Given records:
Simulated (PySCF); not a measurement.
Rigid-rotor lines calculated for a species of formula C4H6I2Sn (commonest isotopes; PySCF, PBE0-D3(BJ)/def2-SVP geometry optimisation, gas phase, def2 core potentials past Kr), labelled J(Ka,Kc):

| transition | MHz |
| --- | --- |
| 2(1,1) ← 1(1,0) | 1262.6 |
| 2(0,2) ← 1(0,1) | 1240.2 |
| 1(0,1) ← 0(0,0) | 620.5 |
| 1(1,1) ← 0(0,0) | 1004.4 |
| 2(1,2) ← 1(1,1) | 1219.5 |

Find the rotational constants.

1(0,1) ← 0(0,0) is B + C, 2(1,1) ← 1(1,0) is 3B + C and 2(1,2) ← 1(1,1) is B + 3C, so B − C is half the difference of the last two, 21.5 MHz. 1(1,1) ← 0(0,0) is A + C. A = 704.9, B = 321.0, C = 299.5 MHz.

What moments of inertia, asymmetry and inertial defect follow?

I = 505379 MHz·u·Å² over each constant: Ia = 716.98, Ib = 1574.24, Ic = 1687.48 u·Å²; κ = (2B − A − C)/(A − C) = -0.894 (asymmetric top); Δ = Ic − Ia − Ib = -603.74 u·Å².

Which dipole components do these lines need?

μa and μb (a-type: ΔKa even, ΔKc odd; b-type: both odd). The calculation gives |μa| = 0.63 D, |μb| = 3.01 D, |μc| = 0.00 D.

Brief:
Take the first line of the material above as the start and the line that contains "1(1,0) | 1262.6 |" as the end. Output only that span, every line exactly as it stands.

Exercise solution:
Simulated (PySCF); not a measurement.
Rigid-rotor lines calculated for a species of formula C4H6I2Sn (commonest isotopes; PySCF, PBE0-D3(BJ)/def2-SVP geometry optimisation, gas phase, def2 core potentials past Kr), labelled J(Ka,Kc):

| transition | MHz |
| --- | --- |
| 2(1,1) ← 1(1,0) | 1262.6 |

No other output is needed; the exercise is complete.